[GIVEN DATA — start]

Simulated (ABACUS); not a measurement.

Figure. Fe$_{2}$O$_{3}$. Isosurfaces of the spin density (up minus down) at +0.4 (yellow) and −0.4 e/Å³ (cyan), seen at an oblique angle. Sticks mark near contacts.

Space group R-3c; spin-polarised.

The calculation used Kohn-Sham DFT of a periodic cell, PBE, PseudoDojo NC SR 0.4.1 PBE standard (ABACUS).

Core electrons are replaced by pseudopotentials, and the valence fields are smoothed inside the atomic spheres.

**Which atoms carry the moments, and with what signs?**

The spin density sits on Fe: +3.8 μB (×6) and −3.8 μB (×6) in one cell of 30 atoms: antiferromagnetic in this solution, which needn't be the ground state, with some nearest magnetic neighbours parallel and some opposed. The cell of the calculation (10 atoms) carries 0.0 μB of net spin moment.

[GIVEN DATA — finish]

* ASSIGNED TASK *
With the first line of the material as the start and the line containing "Core electrons are" as the end, repeat that span exactly and add nothing.

* TASK ANSWER *
Simulated (ABACUS); not a measurement.

Figure. Fe$_{2}$O$_{3}$. Isosurfaces of the spin density (up minus down) at +0.4 (yellow) and −0.4 e/Å³ (cyan), seen at an oblique angle. Sticks mark near contacts.

Space group R-3c; spin-polarised.

The calculation used Kohn-Sham DFT of a periodic cell, PBE, PseudoDojo NC SR 0.4.1 PBE standard (ABACUS).

Core electrons are replaced by pseudopotentials, and the valence fields are smoothed inside the atomic spheres.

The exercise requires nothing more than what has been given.